§ **Listed entries**
::::::::::
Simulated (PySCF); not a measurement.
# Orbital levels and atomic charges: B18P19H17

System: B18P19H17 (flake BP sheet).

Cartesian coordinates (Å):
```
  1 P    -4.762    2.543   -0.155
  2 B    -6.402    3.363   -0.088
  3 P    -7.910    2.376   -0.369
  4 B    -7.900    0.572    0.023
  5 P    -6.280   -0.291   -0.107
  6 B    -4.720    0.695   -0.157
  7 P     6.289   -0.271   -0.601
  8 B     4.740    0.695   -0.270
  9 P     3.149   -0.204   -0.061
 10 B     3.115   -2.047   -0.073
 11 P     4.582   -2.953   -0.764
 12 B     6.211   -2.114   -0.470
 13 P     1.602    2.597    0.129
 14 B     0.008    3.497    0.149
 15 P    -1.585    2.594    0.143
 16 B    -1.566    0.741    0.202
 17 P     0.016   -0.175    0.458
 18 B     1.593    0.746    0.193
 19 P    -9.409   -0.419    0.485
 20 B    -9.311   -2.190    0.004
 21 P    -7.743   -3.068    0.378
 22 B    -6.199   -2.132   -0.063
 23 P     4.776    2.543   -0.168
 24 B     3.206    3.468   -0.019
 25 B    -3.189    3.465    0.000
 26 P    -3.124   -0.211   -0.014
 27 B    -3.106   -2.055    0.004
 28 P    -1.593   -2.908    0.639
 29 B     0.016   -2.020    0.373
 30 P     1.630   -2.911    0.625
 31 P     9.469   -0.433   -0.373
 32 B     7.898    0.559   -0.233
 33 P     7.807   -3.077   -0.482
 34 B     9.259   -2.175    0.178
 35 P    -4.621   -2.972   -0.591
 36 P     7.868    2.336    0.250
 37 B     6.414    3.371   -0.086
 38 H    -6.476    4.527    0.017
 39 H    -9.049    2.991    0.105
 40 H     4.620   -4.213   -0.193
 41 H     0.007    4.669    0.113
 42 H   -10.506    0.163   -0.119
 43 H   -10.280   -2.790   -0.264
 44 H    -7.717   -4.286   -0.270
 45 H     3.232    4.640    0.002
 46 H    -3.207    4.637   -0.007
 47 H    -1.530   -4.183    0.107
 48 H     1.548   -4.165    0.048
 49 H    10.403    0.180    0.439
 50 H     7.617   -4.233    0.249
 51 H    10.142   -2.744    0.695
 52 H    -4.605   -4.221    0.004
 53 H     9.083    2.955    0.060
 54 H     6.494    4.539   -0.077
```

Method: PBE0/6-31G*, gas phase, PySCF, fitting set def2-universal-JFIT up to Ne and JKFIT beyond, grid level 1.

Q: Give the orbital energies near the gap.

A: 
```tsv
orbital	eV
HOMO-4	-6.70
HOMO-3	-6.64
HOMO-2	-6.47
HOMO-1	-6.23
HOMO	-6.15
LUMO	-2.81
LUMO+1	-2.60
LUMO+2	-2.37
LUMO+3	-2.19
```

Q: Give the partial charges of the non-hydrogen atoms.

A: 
::::::::::

§ **Work order**
Using the records above, copy word for word the line with "Q: Give the orbital energies near the gap.", the line with "Q: Give the partial", and every line between them.

§ **Written reply**
Q: Give the orbital energies near the gap.

A: 
```tsv
orbital	eV
HOMO-4	-6.70
HOMO-3	-6.64
HOMO-2	-6.47
HOMO-1	-6.23
HOMO	-6.15
LUMO	-2.81
LUMO+1	-2.60
LUMO+2	-2.37
LUMO+3	-2.19
```

Q: Give the partial charges of the non-hydrogen atoms.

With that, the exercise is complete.